###
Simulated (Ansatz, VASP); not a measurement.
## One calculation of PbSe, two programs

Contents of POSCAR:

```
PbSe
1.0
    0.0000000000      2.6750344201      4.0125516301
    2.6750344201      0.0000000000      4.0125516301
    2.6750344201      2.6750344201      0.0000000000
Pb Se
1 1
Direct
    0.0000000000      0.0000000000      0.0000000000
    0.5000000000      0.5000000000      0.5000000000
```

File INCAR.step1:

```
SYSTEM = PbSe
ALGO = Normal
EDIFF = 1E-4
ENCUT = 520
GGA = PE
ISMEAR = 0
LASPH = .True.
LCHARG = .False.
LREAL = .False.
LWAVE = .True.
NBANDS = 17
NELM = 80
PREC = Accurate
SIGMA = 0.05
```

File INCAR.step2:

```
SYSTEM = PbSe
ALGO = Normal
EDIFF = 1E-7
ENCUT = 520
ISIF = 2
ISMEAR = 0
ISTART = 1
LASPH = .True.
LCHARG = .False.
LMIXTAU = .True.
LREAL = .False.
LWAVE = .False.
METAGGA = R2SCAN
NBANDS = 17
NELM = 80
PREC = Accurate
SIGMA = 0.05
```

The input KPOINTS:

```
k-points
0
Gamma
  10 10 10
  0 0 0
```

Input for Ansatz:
###

The output should restate the data exactly, with no line missing.

> Exercise output:
Simulated (Ansatz, VASP); not a measurement.
## One calculation of PbSe, two programs

Contents of POSCAR:

```
PbSe
1.0
    0.0000000000      2.6750344201      4.0125516301
    2.6750344201      0.0000000000      4.0125516301
    2.6750344201      2.6750344201      0.0000000000
Pb Se
1 1
Direct
    0.0000000000      0.0000000000      0.0000000000
    0.5000000000      0.5000000000      0.5000000000
```

File INCAR.step1:

```
SYSTEM = PbSe
ALGO = Normal
EDIFF = 1E-4
ENCUT = 520
GGA = PE
ISMEAR = 0
LASPH = .True.
LCHARG = .False.
LREAL = .False.
LWAVE = .True.
NBANDS = 17
NELM = 80
PREC = Accurate
SIGMA = 0.05
```

File INCAR.step2:

```
SYSTEM = PbSe
ALGO = Normal
EDIFF = 1E-7
ENCUT = 520
ISIF = 2
ISMEAR = 0
ISTART = 1
LASPH = .True.
LCHARG = .False.
LMIXTAU = .True.
LREAL = .False.
LWAVE = .False.
METAGGA = R2SCAN
NBANDS = 17
NELM = 80
PREC = Accurate
SIGMA = 0.05
```

The input KPOINTS:

```
k-points
0
Gamma
  10 10 10
  0 0 0
```

Input for Ansatz:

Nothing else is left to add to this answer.